Segment Start: Exercise data

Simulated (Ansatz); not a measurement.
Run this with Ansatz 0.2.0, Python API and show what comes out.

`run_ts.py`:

Segment End: Exercise data

> [Requirement]:
Return, exactly as they stand, the lines from the start of the records above through the line with "Run this with", both ends included, and no other lines.

> [Exercise solution]:
Simulated (Ansatz); not a measurement.
Run this with Ansatz 0.2.0, Python API and show what comes out.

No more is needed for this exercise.